▸ Task item: Return the full listing, keeping every line exactly as it is.

▸ Supplied information:
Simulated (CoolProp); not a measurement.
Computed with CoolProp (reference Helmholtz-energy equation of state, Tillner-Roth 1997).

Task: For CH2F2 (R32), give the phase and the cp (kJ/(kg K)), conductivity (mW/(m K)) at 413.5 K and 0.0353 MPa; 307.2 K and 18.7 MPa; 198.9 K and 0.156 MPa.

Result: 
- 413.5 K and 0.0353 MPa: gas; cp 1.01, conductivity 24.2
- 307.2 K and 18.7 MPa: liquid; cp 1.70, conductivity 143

▸ Problem solution:
Simulated (CoolProp); not a measurement.
Computed with CoolProp (reference Helmholtz-energy equation of state, Tillner-Roth 1997).

Task: For CH2F2 (R32), give the phase and the cp (kJ/(kg K)), conductivity (mW/(m K)) at 413.5 K and 0.0353 MPa; 307.2 K and 18.7 MPa; 198.9 K and 0.156 MPa.

Result: 
- 413.5 K and 0.0353 MPa: gas; cp 1.01, conductivity 24.2
- 307.2 K and 18.7 MPa: liquid; cp 1.70, conductivity 143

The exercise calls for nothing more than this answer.